- _The data_:
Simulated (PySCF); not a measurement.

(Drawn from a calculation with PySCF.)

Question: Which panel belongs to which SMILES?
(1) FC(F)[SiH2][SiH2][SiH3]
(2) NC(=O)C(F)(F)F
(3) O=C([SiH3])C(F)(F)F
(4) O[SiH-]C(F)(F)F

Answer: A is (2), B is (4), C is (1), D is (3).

- _Work item_: Look at the material above and copy, word for word, its lines from the first through the one containing "(4) O[SiH-]C(F)(F)F".

- _Written reply_:
Simulated (PySCF); not a measurement.

(Drawn from a calculation with PySCF.)

Question: Which panel belongs to which SMILES?
(1) FC(F)[SiH2][SiH2][SiH3]
(2) NC(=O)C(F)(F)F
(3) O=C([SiH3])C(F)(F)F
(4) O[SiH-]C(F)(F)F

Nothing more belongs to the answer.